### Required action:
The response must consist of every line of the listing, reproduced verbatim.

### Data section:
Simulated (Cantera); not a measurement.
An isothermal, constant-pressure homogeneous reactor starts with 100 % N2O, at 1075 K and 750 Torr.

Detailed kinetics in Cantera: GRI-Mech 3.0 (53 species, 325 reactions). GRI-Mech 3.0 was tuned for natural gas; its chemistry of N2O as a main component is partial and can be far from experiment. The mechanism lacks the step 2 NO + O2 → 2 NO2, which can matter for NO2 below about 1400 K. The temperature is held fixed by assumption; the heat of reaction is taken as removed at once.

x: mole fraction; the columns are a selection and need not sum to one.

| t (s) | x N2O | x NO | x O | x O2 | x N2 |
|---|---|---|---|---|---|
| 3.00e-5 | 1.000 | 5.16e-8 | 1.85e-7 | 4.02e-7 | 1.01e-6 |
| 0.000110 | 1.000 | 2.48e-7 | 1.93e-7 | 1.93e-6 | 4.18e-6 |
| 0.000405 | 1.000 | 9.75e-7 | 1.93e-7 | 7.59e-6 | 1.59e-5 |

### Result:
Simulated (Cantera); not a measurement.
An isothermal, constant-pressure homogeneous reactor starts with 100 % N2O, at 1075 K and 750 Torr.

Detailed kinetics in Cantera: GRI-Mech 3.0 (53 species, 325 reactions). GRI-Mech 3.0 was tuned for natural gas; its chemistry of N2O as a main component is partial and can be far from experiment. The mechanism lacks the step 2 NO + O2 → 2 NO2, which can matter for NO2 below about 1400 K. The temperature is held fixed by assumption; the heat of reaction is taken as removed at once.

x: mole fraction; the columns are a selection and need not sum to one.

| t (s) | x N2O | x NO | x O | x O2 | x N2 |
|---|---|---|---|---|---|
| 3.00e-5 | 1.000 | 5.16e-8 | 1.85e-7 | 4.02e-7 | 1.01e-6 |
| 0.000110 | 1.000 | 2.48e-7 | 1.93e-7 | 1.93e-6 | 4.18e-6 |
| 0.000405 | 1.000 | 9.75e-7 | 1.93e-7 | 7.59e-6 | 1.59e-5 |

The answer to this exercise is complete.